*** Opening Stored data ***

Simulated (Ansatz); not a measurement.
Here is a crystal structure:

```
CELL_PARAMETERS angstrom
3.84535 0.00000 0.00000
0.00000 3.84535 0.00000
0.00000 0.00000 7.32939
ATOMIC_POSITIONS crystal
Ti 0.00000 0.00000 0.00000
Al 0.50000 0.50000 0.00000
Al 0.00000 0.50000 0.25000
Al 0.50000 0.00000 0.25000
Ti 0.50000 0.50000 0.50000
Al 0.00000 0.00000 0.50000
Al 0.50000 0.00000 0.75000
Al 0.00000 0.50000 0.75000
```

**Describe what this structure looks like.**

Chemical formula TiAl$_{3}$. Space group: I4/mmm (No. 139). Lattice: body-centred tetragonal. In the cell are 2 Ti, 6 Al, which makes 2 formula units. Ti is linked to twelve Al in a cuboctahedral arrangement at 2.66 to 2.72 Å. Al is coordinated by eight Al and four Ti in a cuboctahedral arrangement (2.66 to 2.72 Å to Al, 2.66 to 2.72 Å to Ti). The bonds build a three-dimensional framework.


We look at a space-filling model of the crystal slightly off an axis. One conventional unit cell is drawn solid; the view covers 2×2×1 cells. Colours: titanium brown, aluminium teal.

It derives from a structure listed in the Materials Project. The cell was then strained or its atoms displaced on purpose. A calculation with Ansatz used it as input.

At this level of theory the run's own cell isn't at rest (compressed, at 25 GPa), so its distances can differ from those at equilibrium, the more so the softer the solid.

*** Closing Stored data ***

Repeat verbatim the opening run of entries, ending with the line that contains "It derives from".

* **Exercise result**
Simulated (Ansatz); not a measurement.
Here is a crystal structure:

```
CELL_PARAMETERS angstrom
3.84535 0.00000 0.00000
0.00000 3.84535 0.00000
0.00000 0.00000 7.32939
ATOMIC_POSITIONS crystal
Ti 0.00000 0.00000 0.00000
Al 0.50000 0.50000 0.00000
Al 0.00000 0.50000 0.25000
Al 0.50000 0.00000 0.25000
Ti 0.50000 0.50000 0.50000
Al 0.00000 0.00000 0.50000
Al 0.50000 0.00000 0.75000
Al 0.00000 0.50000 0.75000
```

**Describe what this structure looks like.**

Chemical formula TiAl$_{3}$. Space group: I4/mmm (No. 139). Lattice: body-centred tetragonal. In the cell are 2 Ti, 6 Al, which makes 2 formula units. Ti is linked to twelve Al in a cuboctahedral arrangement at 2.66 to 2.72 Å. Al is coordinated by eight Al and four Ti in a cuboctahedral arrangement (2.66 to 2.72 Å to Al, 2.66 to 2.72 Å to Ti). The bonds build a three-dimensional framework.


We look at a space-filling model of the crystal slightly off an axis. One conventional unit cell is drawn solid; the view covers 2×2×1 cells. Colours: titanium brown, aluminium teal.

It derives from a structure listed in the Materials Project. The cell was then strained or its atoms displaced on purpose. A calculation with Ansatz used it as input.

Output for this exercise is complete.